========

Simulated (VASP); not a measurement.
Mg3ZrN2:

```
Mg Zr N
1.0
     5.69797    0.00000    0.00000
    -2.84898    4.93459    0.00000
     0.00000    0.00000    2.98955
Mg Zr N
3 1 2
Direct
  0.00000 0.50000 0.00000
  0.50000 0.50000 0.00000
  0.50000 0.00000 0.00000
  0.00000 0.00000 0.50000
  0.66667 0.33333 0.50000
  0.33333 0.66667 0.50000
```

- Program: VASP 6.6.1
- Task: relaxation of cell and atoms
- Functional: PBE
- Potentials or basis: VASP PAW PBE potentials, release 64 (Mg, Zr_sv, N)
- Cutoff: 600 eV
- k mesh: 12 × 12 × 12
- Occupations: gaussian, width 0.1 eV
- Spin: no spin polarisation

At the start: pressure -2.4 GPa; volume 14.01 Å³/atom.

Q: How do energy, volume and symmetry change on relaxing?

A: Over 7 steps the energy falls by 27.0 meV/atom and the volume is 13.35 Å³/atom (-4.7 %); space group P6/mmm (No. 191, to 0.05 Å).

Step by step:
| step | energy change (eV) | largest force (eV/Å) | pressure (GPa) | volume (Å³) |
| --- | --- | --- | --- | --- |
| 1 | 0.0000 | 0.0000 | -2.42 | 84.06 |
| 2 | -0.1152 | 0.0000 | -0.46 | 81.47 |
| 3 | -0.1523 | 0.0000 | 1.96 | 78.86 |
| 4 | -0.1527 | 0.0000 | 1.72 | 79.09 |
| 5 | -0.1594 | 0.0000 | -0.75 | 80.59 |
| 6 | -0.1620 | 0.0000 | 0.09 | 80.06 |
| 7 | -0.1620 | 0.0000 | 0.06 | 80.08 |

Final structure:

========

## Requirement
Copy out only the lines running from the beginning of the data to the line with "- Functional: PBE", both ends included.

## Task answer
Simulated (VASP); not a measurement.
Mg3ZrN2:

```
Mg Zr N
1.0
     5.69797    0.00000    0.00000
    -2.84898    4.93459    0.00000
     0.00000    0.00000    2.98955
Mg Zr N
3 1 2
Direct
  0.00000 0.50000 0.00000
  0.50000 0.50000 0.00000
  0.50000 0.00000 0.00000
  0.00000 0.00000 0.50000
  0.66667 0.33333 0.50000
  0.33333 0.66667 0.50000
```

- Program: VASP 6.6.1
- Task: relaxation of cell and atoms
- Functional: PBE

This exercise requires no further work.